INFORMATION SUPPLIED Block Start

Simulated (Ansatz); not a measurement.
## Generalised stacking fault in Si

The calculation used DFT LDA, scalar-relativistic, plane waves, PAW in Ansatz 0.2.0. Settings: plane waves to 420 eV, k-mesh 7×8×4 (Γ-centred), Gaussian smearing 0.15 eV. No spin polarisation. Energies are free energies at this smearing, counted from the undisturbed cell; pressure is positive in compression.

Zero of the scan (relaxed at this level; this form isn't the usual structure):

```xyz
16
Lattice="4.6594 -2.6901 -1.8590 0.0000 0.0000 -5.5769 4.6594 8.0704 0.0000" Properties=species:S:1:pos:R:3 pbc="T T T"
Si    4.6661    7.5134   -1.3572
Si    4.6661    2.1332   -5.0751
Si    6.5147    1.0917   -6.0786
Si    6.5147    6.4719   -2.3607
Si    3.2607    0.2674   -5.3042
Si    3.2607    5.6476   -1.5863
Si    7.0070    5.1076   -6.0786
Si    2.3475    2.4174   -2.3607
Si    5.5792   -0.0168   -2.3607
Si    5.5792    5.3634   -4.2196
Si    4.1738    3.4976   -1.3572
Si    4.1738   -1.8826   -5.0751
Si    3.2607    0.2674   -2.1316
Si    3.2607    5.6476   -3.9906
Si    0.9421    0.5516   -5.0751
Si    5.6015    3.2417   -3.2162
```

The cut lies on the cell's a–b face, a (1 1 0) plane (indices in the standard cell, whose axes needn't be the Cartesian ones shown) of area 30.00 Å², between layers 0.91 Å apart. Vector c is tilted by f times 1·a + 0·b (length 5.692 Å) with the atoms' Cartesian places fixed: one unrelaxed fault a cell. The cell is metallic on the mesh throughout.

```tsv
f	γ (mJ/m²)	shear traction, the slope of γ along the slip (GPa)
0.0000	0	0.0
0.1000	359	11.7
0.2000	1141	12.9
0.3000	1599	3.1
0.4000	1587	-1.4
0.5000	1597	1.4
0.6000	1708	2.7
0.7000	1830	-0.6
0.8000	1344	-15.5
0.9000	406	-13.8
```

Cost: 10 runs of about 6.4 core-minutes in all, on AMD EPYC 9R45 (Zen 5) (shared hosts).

INFORMATION SUPPLIED Block End

Which lines belong in the answer? Exactly those from the first line of the entries through the line holding "## Generalised stacking fault in Si", inclusive, copied unchanged.

Simulated (Ansatz); not a measurement.
## Generalised stacking fault in Si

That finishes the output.